--- Assignment ---
Reproduce exactly the opening lines of the listing, stopping after the line that contains "Ansatz ran all-electron" and including it.

══════════

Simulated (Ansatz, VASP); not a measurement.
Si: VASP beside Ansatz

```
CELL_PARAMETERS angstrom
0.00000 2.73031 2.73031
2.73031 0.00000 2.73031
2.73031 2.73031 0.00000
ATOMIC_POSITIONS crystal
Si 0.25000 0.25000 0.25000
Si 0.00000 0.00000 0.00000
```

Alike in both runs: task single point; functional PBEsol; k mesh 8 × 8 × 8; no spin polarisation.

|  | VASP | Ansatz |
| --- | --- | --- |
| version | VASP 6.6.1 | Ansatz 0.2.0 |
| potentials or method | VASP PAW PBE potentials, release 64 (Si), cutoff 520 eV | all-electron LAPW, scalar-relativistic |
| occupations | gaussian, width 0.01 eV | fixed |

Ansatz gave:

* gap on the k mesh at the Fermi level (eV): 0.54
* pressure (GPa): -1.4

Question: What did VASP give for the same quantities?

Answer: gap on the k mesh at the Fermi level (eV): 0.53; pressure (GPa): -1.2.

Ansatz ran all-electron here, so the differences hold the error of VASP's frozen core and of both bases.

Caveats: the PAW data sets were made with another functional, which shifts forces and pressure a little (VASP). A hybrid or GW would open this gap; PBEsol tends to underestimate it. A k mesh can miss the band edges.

══════════

--- Task response ---
Simulated (Ansatz, VASP); not a measurement.
Si: VASP beside Ansatz

```
CELL_PARAMETERS angstrom
0.00000 2.73031 2.73031
2.73031 0.00000 2.73031
2.73031 2.73031 0.00000
ATOMIC_POSITIONS crystal
Si 0.25000 0.25000 0.25000
Si 0.00000 0.00000 0.00000
```

Alike in both runs: task single point; functional PBEsol; k mesh 8 × 8 × 8; no spin polarisation.

|  | VASP | Ansatz |
| --- | --- | --- |
| version | VASP 6.6.1 | Ansatz 0.2.0 |
| potentials or method | VASP PAW PBE potentials, release 64 (Si), cutoff 520 eV | all-electron LAPW, scalar-relativistic |
| occupations | gaussian, width 0.01 eV | fixed |

Ansatz gave:

* gap on the k mesh at the Fermi level (eV): 0.54
* pressure (GPa): -1.4

Question: What did VASP give for the same quantities?

Answer: gap on the k mesh at the Fermi level (eV): 0.53; pressure (GPa): -1.2.

Ansatz ran all-electron here, so the differences hold the error of VASP's frozen core and of both bases.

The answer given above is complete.